★ ★ ★ ★ ★
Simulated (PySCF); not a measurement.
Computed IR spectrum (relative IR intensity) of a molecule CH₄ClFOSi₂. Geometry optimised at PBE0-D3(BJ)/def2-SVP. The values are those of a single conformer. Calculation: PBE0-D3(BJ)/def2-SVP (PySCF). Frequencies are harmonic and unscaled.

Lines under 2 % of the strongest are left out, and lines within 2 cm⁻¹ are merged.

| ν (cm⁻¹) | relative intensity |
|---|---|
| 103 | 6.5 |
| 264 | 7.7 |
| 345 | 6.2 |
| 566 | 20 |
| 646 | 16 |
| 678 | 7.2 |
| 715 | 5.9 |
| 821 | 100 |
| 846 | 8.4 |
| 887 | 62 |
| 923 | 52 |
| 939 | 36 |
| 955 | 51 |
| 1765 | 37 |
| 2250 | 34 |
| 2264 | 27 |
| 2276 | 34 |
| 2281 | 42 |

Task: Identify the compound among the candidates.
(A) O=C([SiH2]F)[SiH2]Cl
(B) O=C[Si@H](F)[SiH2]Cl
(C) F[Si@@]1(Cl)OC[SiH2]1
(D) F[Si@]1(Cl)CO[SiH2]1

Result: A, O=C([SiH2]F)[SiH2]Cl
★ ★ ★ ★ ★

Reproduce the listing above character for character.

Answer box:
Simulated (PySCF); not a measurement.
Computed IR spectrum (relative IR intensity) of a molecule CH₄ClFOSi₂. Geometry optimised at PBE0-D3(BJ)/def2-SVP. The values are those of a single conformer. Calculation: PBE0-D3(BJ)/def2-SVP (PySCF). Frequencies are harmonic and unscaled.

Lines under 2 % of the strongest are left out, and lines within 2 cm⁻¹ are merged.

| ν (cm⁻¹) | relative intensity |
|---|---|
| 103 | 6.5 |
| 264 | 7.7 |
| 345 | 6.2 |
| 566 | 20 |
| 646 | 16 |
| 678 | 7.2 |
| 715 | 5.9 |
| 821 | 100 |
| 846 | 8.4 |
| 887 | 62 |
| 923 | 52 |
| 939 | 36 |
| 955 | 51 |
| 1765 | 37 |
| 2250 | 34 |
| 2264 | 27 |
| 2276 | 34 |
| 2281 | 42 |

Task: Identify the compound among the candidates.
(A) O=C([SiH2]F)[SiH2]Cl
(B) O=C[Si@H](F)[SiH2]Cl
(C) F[Si@@]1(Cl)OC[SiH2]1
(D) F[Si@]1(Cl)CO[SiH2]1

Result: A, O=C([SiH2]F)[SiH2]Cl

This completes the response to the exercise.